Work instruction: Transcribe the records below. Leave every line exactly as written.

★ ★ ★

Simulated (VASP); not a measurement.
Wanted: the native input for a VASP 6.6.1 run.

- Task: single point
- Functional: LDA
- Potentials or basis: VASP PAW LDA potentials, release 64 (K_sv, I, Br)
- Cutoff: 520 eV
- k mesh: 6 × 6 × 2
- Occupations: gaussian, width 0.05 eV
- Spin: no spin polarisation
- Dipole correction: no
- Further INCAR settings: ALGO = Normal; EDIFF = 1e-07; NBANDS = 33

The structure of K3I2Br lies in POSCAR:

★ ★ ★

Written reply:
Simulated (VASP); not a measurement.
Wanted: the native input for a VASP 6.6.1 run.

- Task: single point
- Functional: LDA
- Potentials or basis: VASP PAW LDA potentials, release 64 (K_sv, I, Br)
- Cutoff: 520 eV
- k mesh: 6 × 6 × 2
- Occupations: gaussian, width 0.05 eV
- Spin: no spin polarisation
- Dipole correction: no
- Further INCAR settings: ALGO = Normal; EDIFF = 1e-07; NBANDS = 33

The structure of K3I2Br lies in POSCAR:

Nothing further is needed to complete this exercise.